▬▬▬▬▬▬

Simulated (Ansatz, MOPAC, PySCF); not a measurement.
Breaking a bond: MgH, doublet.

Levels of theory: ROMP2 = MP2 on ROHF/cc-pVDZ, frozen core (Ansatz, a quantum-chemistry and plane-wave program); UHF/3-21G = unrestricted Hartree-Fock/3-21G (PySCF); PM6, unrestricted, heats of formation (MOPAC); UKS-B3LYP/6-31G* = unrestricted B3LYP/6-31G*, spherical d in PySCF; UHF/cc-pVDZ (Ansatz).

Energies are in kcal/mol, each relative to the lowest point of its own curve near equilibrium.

▬▬▬▬▬▬

### BRIEF
Please repeat the data in full so that nothing differs from the original.

### YOUR RESPONSE
Simulated (Ansatz, MOPAC, PySCF); not a measurement.
Breaking a bond: MgH, doublet.

Levels of theory: ROMP2 = MP2 on ROHF/cc-pVDZ, frozen core (Ansatz, a quantum-chemistry and plane-wave program); UHF/3-21G = unrestricted Hartree-Fock/3-21G (PySCF); PM6, unrestricted, heats of formation (MOPAC); UKS-B3LYP/6-31G* = unrestricted B3LYP/6-31G*, spherical d in PySCF; UHF/cc-pVDZ (Ansatz).

Energies are in kcal/mol, each relative to the lowest point of its own curve near equilibrium.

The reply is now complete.